• [Required action]: From the opening line of the records through the line bearing "An isothermal, constant-pressure", set down every line exactly.

----------------

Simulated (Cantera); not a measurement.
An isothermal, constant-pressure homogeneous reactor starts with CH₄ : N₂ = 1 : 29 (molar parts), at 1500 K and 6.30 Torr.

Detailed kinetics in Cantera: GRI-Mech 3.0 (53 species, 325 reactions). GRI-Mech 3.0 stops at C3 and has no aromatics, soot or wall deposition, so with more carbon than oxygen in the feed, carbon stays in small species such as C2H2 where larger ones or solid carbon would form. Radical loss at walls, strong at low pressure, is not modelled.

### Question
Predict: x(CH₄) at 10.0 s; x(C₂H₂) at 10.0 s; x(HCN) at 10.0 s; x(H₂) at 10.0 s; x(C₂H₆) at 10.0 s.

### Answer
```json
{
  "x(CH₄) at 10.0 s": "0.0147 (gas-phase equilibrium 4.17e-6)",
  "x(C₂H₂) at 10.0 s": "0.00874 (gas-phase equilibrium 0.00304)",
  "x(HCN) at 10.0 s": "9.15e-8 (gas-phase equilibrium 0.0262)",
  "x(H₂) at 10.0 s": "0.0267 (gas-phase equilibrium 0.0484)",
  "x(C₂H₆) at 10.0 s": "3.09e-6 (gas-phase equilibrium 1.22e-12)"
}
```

----------------

• [Your solution]:
Simulated (Cantera); not a measurement.
An isothermal, constant-pressure homogeneous reactor starts with CH₄ : N₂ = 1 : 29 (molar parts), at 1500 K and 6.30 Torr.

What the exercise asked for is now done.